▶ **Extracted material**:

==================================================

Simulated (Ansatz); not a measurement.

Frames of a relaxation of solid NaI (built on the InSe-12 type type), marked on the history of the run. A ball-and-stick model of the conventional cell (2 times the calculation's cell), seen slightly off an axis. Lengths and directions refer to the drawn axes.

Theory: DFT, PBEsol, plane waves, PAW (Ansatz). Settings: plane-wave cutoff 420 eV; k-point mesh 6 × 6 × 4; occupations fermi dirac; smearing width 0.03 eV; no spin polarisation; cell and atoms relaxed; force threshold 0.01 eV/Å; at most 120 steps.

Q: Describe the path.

==================================================

▶ **Requirement**: Set down the whole of the material, exactly.

▶ **Exercise solution**:
Simulated (Ansatz); not a measurement.

Frames of a relaxation of solid NaI (built on the InSe-12 type type), marked on the history of the run. A ball-and-stick model of the conventional cell (2 times the calculation's cell), seen slightly off an axis. Lengths and directions refer to the drawn axes.

Theory: DFT, PBEsol, plane waves, PAW (Ansatz). Settings: plane-wave cutoff 420 eV; k-point mesh 6 × 6 × 4; occupations fermi dirac; smearing width 0.03 eV; no spin polarisation; cell and atoms relaxed; force threshold 0.01 eV/Å; at most 120 steps.

Q: Describe the path.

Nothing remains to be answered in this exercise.